::::::::::
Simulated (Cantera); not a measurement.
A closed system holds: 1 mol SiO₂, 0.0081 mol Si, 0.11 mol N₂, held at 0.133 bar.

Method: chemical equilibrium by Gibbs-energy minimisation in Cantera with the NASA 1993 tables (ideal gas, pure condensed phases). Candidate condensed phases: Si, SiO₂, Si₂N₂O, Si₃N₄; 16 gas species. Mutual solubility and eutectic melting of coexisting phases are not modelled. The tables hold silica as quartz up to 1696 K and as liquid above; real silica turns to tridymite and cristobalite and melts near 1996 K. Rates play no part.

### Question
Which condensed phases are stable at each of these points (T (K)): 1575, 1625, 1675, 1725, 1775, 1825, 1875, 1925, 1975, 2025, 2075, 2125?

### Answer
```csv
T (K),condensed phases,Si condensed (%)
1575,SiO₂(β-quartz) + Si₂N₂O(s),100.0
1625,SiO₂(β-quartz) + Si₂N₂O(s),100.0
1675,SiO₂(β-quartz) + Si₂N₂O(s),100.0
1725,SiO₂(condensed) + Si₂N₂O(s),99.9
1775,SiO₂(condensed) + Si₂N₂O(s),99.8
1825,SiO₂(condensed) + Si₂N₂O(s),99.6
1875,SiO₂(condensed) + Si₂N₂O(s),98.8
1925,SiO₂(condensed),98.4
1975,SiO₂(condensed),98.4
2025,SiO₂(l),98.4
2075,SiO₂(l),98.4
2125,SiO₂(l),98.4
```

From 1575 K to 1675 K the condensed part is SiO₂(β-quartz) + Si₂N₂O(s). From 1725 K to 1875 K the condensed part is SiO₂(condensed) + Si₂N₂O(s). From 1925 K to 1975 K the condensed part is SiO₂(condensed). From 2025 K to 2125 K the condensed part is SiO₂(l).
::::::::::

**Action item:** Scan the lines above for "Method: chemical equilibrium" and for "### Question". Repeat exactly the line holding each of them and every line in between.

**Task response:**
Method: chemical equilibrium by Gibbs-energy minimisation in Cantera with the NASA 1993 tables (ideal gas, pure condensed phases). Candidate condensed phases: Si, SiO₂, Si₂N₂O, Si₃N₄; 16 gas species. Mutual solubility and eutectic melting of coexisting phases are not modelled. The tables hold silica as quartz up to 1696 K and as liquid above; real silica turns to tridymite and cristobalite and melts near 1996 K. Rates play no part.

### Question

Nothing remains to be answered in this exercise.